#### [Data for review]
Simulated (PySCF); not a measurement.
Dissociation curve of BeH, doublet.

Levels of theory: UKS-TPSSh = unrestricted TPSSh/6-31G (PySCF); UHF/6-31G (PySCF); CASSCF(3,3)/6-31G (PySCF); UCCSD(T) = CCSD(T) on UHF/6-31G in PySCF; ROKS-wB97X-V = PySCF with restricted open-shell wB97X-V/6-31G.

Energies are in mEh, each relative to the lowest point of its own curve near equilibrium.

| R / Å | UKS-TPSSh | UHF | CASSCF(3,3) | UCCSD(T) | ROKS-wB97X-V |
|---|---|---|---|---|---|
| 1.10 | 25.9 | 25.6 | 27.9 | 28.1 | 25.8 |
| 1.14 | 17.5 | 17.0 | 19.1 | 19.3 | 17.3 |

#### [Exercise]
Extract all of the data shown above and repeat it verbatim.

#### [Written answer]
Simulated (PySCF); not a measurement.
Dissociation curve of BeH, doublet.

Levels of theory: UKS-TPSSh = unrestricted TPSSh/6-31G (PySCF); UHF/6-31G (PySCF); CASSCF(3,3)/6-31G (PySCF); UCCSD(T) = CCSD(T) on UHF/6-31G in PySCF; ROKS-wB97X-V = PySCF with restricted open-shell wB97X-V/6-31G.

Energies are in mEh, each relative to the lowest point of its own curve near equilibrium.

| R / Å | UKS-TPSSh | UHF | CASSCF(3,3) | UCCSD(T) | ROKS-wB97X-V |
|---|---|---|---|---|---|
| 1.10 | 25.9 | 25.6 | 27.9 | 28.1 | 25.8 |
| 1.14 | 17.5 | 17.0 | 19.1 | 19.3 | 17.3 |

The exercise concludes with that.